──────

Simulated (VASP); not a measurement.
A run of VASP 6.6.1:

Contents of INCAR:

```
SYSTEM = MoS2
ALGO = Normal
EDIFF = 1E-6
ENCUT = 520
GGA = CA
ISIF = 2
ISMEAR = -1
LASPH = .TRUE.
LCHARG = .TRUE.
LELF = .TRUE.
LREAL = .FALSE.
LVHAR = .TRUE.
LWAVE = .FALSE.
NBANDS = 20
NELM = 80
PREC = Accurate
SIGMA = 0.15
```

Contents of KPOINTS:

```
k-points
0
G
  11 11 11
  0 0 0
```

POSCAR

──────

> ACTIVITY
Down to the last line, give the records again exactly.

> ANSWER BOX
Simulated (VASP); not a measurement.
A run of VASP 6.6.1:

Contents of INCAR:

```
SYSTEM = MoS2
ALGO = Normal
EDIFF = 1E-6
ENCUT = 520
GGA = CA
ISIF = 2
ISMEAR = -1
LASPH = .TRUE.
LCHARG = .TRUE.
LELF = .TRUE.
LREAL = .FALSE.
LVHAR = .TRUE.
LWAVE = .FALSE.
NBANDS = 20
NELM = 80
PREC = Accurate
SIGMA = 0.15
```

Contents of KPOINTS:

```
k-points
0
G
  11 11 11
  0 0 0
```

POSCAR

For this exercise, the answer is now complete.